* [EXTRACTED MATERIAL]
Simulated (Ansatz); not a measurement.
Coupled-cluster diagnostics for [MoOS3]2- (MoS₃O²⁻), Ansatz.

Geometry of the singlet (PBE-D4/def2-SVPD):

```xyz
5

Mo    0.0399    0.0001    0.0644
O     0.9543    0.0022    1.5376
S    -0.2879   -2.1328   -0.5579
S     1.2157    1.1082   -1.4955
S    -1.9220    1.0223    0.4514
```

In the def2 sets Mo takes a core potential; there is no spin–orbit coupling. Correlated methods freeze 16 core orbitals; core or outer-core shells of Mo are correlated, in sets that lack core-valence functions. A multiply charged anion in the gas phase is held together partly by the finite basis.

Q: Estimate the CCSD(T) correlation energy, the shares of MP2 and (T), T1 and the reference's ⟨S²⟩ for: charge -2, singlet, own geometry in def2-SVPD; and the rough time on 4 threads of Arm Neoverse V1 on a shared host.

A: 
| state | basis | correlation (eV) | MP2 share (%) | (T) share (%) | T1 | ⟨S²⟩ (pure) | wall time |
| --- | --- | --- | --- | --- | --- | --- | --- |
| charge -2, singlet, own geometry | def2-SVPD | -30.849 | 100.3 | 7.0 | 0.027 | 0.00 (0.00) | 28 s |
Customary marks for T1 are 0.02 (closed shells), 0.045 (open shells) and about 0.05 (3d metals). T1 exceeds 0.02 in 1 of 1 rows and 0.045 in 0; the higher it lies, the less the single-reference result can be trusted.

* [ASSIGNED TASK] What you give back should be only the lines of the records above, starting at the line with "Geometry of the" and ending at the line with "(0.00) | 28 s |", restated word for word.

* [EXERCISE ANSWER]
Geometry of the singlet (PBE-D4/def2-SVPD):

```xyz
5

Mo    0.0399    0.0001    0.0644
O     0.9543    0.0022    1.5376
S    -0.2879   -2.1328   -0.5579
S     1.2157    1.1082   -1.4955
S    -1.9220    1.0223    0.4514
```

In the def2 sets Mo takes a core potential; there is no spin–orbit coupling. Correlated methods freeze 16 core orbitals; core or outer-core shells of Mo are correlated, in sets that lack core-valence functions. A multiply charged anion in the gas phase is held together partly by the finite basis.

Q: Estimate the CCSD(T) correlation energy, the shares of MP2 and (T), T1 and the reference's ⟨S²⟩ for: charge -2, singlet, own geometry in def2-SVPD; and the rough time on 4 threads of Arm Neoverse V1 on a shared host.

A: 
| state | basis | correlation (eV) | MP2 share (%) | (T) share (%) | T1 | ⟨S²⟩ (pure) | wall time |
| --- | --- | --- | --- | --- | --- | --- | --- |
| charge -2, singlet, own geometry | def2-SVPD | -30.849 | 100.3 | 7.0 | 0.027 | 0.00 (0.00) | 28 s |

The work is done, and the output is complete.